- [Raw data]
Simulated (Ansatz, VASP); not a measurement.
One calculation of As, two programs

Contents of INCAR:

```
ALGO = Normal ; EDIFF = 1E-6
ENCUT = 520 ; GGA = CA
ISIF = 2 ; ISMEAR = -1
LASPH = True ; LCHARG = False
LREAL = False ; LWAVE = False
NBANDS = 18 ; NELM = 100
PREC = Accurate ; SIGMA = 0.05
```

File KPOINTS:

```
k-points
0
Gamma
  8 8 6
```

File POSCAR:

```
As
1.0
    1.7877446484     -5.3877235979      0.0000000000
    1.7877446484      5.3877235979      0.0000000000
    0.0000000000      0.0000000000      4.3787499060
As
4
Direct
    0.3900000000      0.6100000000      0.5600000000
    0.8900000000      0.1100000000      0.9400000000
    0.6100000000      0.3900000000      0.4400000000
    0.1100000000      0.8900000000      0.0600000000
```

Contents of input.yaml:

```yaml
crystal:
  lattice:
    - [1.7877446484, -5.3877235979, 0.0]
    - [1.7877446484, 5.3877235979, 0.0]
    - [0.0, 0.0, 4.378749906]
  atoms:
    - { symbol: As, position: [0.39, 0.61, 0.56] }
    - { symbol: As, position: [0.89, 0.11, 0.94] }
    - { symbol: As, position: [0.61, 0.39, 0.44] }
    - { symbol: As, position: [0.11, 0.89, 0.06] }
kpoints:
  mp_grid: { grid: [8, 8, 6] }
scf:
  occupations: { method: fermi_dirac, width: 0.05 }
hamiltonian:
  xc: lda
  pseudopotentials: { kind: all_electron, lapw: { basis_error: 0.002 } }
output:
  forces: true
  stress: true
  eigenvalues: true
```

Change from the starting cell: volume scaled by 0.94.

- [Work task]
The answer must consist of every entry, set down exactly as given.

- [Task output]
Simulated (Ansatz, VASP); not a measurement.
One calculation of As, two programs

Contents of INCAR:

```
ALGO = Normal ; EDIFF = 1E-6
ENCUT = 520 ; GGA = CA
ISIF = 2 ; ISMEAR = -1
LASPH = True ; LCHARG = False
LREAL = False ; LWAVE = False
NBANDS = 18 ; NELM = 100
PREC = Accurate ; SIGMA = 0.05
```

File KPOINTS:

```
k-points
0
Gamma
  8 8 6
```

File POSCAR:

```
As
1.0
    1.7877446484     -5.3877235979      0.0000000000
    1.7877446484      5.3877235979      0.0000000000
    0.0000000000      0.0000000000      4.3787499060
As
4
Direct
    0.3900000000      0.6100000000      0.5600000000
    0.8900000000      0.1100000000      0.9400000000
    0.6100000000      0.3900000000      0.4400000000
    0.1100000000      0.8900000000      0.0600000000
```

Contents of input.yaml:

```yaml
crystal:
  lattice:
    - [1.7877446484, -5.3877235979, 0.0]
    - [1.7877446484, 5.3877235979, 0.0]
    - [0.0, 0.0, 4.378749906]
  atoms:
    - { symbol: As, position: [0.39, 0.61, 0.56] }
    - { symbol: As, position: [0.89, 0.11, 0.94] }
    - { symbol: As, position: [0.61, 0.39, 0.44] }
    - { symbol: As, position: [0.11, 0.89, 0.06] }
kpoints:
  mp_grid: { grid: [8, 8, 6] }
scf:
  occupations: { method: fermi_dirac, width: 0.05 }
hamiltonian:
  xc: lda
  pseudopotentials: { kind: all_electron, lapw: { basis_error: 0.002 } }
output:
  forces: true
  stress: true
  eigenvalues: true
```

Change from the starting cell: volume scaled by 0.94.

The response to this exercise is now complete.